*** ENTRIES SHOWN ***
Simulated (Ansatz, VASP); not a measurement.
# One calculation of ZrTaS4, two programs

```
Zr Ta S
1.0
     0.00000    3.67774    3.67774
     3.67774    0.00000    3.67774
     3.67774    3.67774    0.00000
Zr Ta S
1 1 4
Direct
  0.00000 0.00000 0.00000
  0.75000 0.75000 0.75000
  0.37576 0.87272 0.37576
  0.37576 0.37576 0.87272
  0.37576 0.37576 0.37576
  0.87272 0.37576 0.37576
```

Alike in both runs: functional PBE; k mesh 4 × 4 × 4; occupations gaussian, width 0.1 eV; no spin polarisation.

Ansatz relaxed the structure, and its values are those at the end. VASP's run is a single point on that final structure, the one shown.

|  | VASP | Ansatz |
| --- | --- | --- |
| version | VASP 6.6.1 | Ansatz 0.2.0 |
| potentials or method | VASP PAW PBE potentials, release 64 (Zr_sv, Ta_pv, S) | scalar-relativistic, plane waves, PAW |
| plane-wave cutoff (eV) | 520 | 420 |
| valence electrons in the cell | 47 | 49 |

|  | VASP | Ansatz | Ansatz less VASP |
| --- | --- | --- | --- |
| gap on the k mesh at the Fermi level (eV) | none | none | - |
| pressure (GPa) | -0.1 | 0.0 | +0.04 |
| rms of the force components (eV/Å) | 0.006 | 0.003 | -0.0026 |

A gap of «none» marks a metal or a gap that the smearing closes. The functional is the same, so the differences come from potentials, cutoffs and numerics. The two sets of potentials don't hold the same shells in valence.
***

• [WORK REQUEST]
Nothing in the records may change; output all of them exactly.

• [REPLY]
Simulated (Ansatz, VASP); not a measurement.
# One calculation of ZrTaS4, two programs

```
Zr Ta S
1.0
     0.00000    3.67774    3.67774
     3.67774    0.00000    3.67774
     3.67774    3.67774    0.00000
Zr Ta S
1 1 4
Direct
  0.00000 0.00000 0.00000
  0.75000 0.75000 0.75000
  0.37576 0.87272 0.37576
  0.37576 0.37576 0.87272
  0.37576 0.37576 0.37576
  0.87272 0.37576 0.37576
```

Alike in both runs: functional PBE; k mesh 4 × 4 × 4; occupations gaussian, width 0.1 eV; no spin polarisation.

Ansatz relaxed the structure, and its values are those at the end. VASP's run is a single point on that final structure, the one shown.

|  | VASP | Ansatz |
| --- | --- | --- |
| version | VASP 6.6.1 | Ansatz 0.2.0 |
| potentials or method | VASP PAW PBE potentials, release 64 (Zr_sv, Ta_pv, S) | scalar-relativistic, plane waves, PAW |
| plane-wave cutoff (eV) | 520 | 420 |
| valence electrons in the cell | 47 | 49 |

|  | VASP | Ansatz | Ansatz less VASP |
| --- | --- | --- | --- |
| gap on the k mesh at the Fermi level (eV) | none | none | - |
| pressure (GPa) | -0.1 | 0.0 | +0.04 |
| rms of the force components (eV/Å) | 0.006 | 0.003 | -0.0026 |

A gap of «none» marks a metal or a gap that the smearing closes. The functional is the same, so the differences come from potentials, cutoffs and numerics. The two sets of potentials don't hold the same shells in valence.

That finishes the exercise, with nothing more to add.